^^^^^^^^
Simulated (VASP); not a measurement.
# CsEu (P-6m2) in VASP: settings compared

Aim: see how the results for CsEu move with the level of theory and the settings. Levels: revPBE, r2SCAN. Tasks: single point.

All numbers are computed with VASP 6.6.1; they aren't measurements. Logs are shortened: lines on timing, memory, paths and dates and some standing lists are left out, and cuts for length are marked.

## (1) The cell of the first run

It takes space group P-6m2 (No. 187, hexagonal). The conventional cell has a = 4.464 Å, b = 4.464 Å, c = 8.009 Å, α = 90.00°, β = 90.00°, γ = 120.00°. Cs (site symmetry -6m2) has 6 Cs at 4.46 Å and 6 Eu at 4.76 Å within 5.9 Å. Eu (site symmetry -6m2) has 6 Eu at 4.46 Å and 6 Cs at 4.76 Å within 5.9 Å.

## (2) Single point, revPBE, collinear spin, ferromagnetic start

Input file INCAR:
^^^^^^^^

Exercise -
An exact repetition of the material above is required, from its first line through the line holding "## (1) The cell of the first run", with nothing added.

Answer area -
Simulated (VASP); not a measurement.
# CsEu (P-6m2) in VASP: settings compared

Aim: see how the results for CsEu move with the level of theory and the settings. Levels: revPBE, r2SCAN. Tasks: single point.

All numbers are computed with VASP 6.6.1; they aren't measurements. Logs are shortened: lines on timing, memory, paths and dates and some standing lists are left out, and cuts for length are marked.

## (1) The cell of the first run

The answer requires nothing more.